Brief :: Please repeat the whole listing verbatim.

Information ::
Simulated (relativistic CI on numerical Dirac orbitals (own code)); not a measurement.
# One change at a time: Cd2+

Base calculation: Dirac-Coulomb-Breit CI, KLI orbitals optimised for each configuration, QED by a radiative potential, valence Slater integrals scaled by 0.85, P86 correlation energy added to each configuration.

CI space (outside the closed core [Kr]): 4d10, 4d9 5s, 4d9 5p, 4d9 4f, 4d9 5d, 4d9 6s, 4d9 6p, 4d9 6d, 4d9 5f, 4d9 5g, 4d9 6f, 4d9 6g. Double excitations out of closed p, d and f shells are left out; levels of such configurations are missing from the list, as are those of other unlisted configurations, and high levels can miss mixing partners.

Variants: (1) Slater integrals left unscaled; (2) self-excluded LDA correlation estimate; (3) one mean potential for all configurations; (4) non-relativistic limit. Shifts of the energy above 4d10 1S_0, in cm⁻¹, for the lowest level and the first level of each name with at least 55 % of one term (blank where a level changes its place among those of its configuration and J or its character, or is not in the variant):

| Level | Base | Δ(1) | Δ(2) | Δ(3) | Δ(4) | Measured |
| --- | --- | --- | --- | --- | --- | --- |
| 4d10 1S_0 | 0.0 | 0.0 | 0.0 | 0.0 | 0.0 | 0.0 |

Solution ::
Simulated (relativistic CI on numerical Dirac orbitals (own code)); not a measurement.
# One change at a time: Cd2+

Base calculation: Dirac-Coulomb-Breit CI, KLI orbitals optimised for each configuration, QED by a radiative potential, valence Slater integrals scaled by 0.85, P86 correlation energy added to each configuration.

CI space (outside the closed core [Kr]): 4d10, 4d9 5s, 4d9 5p, 4d9 4f, 4d9 5d, 4d9 6s, 4d9 6p, 4d9 6d, 4d9 5f, 4d9 5g, 4d9 6f, 4d9 6g. Double excitations out of closed p, d and f shells are left out; levels of such configurations are missing from the list, as are those of other unlisted configurations, and high levels can miss mixing partners.

Variants: (1) Slater integrals left unscaled; (2) self-excluded LDA correlation estimate; (3) one mean potential for all configurations; (4) non-relativistic limit. Shifts of the energy above 4d10 1S_0, in cm⁻¹, for the lowest level and the first level of each name with at least 55 % of one term (blank where a level changes its place among those of its configuration and J or its character, or is not in the variant):

| Level | Base | Δ(1) | Δ(2) | Δ(3) | Δ(4) | Measured |
| --- | --- | --- | --- | --- | --- | --- |
| 4d10 1S_0 | 0.0 | 0.0 | 0.0 | 0.0 | 0.0 | 0.0 |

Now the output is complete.